Provided records:
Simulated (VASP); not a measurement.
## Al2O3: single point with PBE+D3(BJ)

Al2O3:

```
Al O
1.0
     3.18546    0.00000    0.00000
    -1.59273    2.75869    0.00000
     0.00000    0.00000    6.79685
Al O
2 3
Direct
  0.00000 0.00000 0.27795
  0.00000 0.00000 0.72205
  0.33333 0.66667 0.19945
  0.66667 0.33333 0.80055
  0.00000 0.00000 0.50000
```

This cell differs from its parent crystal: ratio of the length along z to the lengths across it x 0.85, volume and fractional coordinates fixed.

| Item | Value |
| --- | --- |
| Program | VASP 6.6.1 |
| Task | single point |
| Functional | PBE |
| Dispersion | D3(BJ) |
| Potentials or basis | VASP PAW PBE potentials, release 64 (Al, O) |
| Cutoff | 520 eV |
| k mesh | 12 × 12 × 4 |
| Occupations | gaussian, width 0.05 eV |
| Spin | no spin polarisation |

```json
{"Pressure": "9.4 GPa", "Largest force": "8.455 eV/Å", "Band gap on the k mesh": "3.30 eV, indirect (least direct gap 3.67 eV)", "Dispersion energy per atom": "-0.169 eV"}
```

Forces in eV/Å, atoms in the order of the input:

Assigned task: Quote the records above exactly, from the first line through the line containing "VASP 6.6.1 |", and nothing more.

Written solution:
Simulated (VASP); not a measurement.
## Al2O3: single point with PBE+D3(BJ)

Al2O3:

```
Al O
1.0
     3.18546    0.00000    0.00000
    -1.59273    2.75869    0.00000
     0.00000    0.00000    6.79685
Al O
2 3
Direct
  0.00000 0.00000 0.27795
  0.00000 0.00000 0.72205
  0.33333 0.66667 0.19945
  0.66667 0.33333 0.80055
  0.00000 0.00000 0.50000
```

This cell differs from its parent crystal: ratio of the length along z to the lengths across it x 0.85, volume and fractional coordinates fixed.

| Item | Value |
| --- | --- |
| Program | VASP 6.6.1 |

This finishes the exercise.